SUPPLIED RECORDS —
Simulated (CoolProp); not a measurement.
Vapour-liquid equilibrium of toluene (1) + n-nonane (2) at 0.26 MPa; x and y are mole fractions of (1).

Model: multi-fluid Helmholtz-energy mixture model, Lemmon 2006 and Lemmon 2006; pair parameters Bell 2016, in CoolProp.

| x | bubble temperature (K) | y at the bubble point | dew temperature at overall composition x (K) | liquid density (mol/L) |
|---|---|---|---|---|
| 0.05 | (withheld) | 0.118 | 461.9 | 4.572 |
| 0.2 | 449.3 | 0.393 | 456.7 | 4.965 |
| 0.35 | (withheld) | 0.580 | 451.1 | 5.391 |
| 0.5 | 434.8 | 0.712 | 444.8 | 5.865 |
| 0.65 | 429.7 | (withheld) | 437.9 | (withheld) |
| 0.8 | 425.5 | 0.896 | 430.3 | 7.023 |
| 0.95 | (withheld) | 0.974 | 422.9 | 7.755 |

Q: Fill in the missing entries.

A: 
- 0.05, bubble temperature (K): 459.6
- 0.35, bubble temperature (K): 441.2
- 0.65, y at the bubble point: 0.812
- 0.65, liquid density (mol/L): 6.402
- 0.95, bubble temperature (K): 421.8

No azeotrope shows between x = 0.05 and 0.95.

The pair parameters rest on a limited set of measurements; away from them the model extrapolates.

WORK REQUEST — Everything from the first line of the data through the line holding "- 0.65, y at the bubble point: 0.812" should be output exactly, and no other lines.

TASK RESPONSE —
Simulated (CoolProp); not a measurement.
Vapour-liquid equilibrium of toluene (1) + n-nonane (2) at 0.26 MPa; x and y are mole fractions of (1).

Model: multi-fluid Helmholtz-energy mixture model, Lemmon 2006 and Lemmon 2006; pair parameters Bell 2016, in CoolProp.

| x | bubble temperature (K) | y at the bubble point | dew temperature at overall composition x (K) | liquid density (mol/L) |
|---|---|---|---|---|
| 0.05 | (withheld) | 0.118 | 461.9 | 4.572 |
| 0.2 | 449.3 | 0.393 | 456.7 | 4.965 |
| 0.35 | (withheld) | 0.580 | 451.1 | 5.391 |
| 0.5 | 434.8 | 0.712 | 444.8 | 5.865 |
| 0.65 | 429.7 | (withheld) | 437.9 | (withheld) |
| 0.8 | 425.5 | 0.896 | 430.3 | 7.023 |
| 0.95 | (withheld) | 0.974 | 422.9 | 7.755 |

Q: Fill in the missing entries.

A: 
- 0.05, bubble temperature (K): 459.6
- 0.35, bubble temperature (K): 441.2
- 0.65, y at the bubble point: 0.812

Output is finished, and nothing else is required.